▸ WORK REQUEST
Take the material below and reproduce, word for word, only the lines from the line with "Measured dipole moment: 3.10" through the line with "1.08 | -2.02 |".

▸ GIVEN ENTRIES
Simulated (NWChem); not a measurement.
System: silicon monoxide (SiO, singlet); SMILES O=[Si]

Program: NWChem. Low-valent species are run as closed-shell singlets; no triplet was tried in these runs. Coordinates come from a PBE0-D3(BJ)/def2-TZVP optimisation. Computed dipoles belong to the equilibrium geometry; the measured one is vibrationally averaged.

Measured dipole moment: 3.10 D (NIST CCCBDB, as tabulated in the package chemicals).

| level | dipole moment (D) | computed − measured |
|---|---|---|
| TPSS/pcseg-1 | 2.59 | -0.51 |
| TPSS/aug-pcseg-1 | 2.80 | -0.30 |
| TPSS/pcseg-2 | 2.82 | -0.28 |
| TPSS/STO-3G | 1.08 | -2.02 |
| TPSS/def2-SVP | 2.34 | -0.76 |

▸ SOLUTION
Measured dipole moment: 3.10 D (NIST CCCBDB, as tabulated in the package chemicals).

| level | dipole moment (D) | computed − measured |
|---|---|---|
| TPSS/pcseg-1 | 2.59 | -0.51 |
| TPSS/aug-pcseg-1 | 2.80 | -0.30 |
| TPSS/pcseg-2 | 2.82 | -0.28 |
| TPSS/STO-3G | 1.08 | -2.02 |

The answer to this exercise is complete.